**Records shown:**
--------------------------------
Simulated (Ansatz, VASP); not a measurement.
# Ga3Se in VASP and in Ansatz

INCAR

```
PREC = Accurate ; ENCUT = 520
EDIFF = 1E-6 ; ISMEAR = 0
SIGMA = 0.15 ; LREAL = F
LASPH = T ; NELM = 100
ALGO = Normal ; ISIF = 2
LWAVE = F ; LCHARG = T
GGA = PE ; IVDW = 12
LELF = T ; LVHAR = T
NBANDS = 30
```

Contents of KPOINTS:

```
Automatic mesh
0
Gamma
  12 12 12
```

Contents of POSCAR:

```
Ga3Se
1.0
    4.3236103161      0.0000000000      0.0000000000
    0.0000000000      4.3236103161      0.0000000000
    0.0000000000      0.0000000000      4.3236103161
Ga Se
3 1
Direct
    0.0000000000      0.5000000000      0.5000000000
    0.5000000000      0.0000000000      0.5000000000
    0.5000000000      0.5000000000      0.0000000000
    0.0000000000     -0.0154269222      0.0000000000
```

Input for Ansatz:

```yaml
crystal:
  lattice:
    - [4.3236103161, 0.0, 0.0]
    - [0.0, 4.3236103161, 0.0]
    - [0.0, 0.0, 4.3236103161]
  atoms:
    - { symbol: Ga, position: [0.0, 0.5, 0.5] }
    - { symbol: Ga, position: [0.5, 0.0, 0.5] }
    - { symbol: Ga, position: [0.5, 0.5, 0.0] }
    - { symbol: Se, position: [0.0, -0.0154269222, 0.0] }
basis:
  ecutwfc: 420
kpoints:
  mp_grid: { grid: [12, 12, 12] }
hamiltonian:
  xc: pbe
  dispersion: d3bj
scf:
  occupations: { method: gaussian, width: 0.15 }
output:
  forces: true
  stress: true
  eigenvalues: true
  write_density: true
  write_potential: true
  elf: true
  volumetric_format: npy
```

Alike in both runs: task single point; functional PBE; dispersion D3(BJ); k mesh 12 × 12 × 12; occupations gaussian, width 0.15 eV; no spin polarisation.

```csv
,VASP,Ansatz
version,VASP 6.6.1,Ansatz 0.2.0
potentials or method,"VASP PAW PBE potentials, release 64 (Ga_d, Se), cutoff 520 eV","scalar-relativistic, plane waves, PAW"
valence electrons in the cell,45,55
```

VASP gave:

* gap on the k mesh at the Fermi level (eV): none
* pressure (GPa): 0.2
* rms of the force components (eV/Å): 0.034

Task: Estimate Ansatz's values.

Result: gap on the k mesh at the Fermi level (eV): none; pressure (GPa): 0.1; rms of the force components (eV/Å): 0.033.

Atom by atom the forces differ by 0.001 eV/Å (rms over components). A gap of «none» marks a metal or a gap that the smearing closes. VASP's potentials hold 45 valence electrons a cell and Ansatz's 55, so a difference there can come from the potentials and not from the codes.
--------------------------------

From the records above, print only the lines between the one holding "components (eV/Å): 0.034" and the one holding "Result: gap on", inclusive, exactly as they stand.

**Exercise answer:**
* rms of the force components (eV/Å): 0.034

Task: Estimate Ansatz's values.

Result: gap on the k mesh at the Fermi level (eV): none; pressure (GPa): 0.1; rms of the force components (eV/Å): 0.033.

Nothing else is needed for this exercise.